- Required action -
Copy out exactly the lines from the start of the data to the line containing "Model: ion-association model, wateq4f.dat, run". Include both.

- Information supplied -
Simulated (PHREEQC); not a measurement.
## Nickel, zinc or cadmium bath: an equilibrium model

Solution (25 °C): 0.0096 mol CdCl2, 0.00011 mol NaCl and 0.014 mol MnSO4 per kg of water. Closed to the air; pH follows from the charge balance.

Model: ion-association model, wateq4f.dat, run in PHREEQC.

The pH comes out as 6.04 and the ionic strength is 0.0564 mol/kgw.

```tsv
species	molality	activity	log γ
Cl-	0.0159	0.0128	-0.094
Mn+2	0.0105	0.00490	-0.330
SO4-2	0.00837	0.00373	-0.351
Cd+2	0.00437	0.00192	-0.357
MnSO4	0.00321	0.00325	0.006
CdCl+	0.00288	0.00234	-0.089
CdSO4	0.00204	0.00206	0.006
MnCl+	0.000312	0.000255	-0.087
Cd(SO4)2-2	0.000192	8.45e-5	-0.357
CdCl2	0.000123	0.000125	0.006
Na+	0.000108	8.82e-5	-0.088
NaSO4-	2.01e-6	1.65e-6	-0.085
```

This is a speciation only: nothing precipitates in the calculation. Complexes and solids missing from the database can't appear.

- Your response -
Simulated (PHREEQC); not a measurement.
## Nickel, zinc or cadmium bath: an equilibrium model

Solution (25 °C): 0.0096 mol CdCl2, 0.00011 mol NaCl and 0.014 mol MnSO4 per kg of water. Closed to the air; pH follows from the charge balance.

Model: ion-association model, wateq4f.dat, run in PHREEQC.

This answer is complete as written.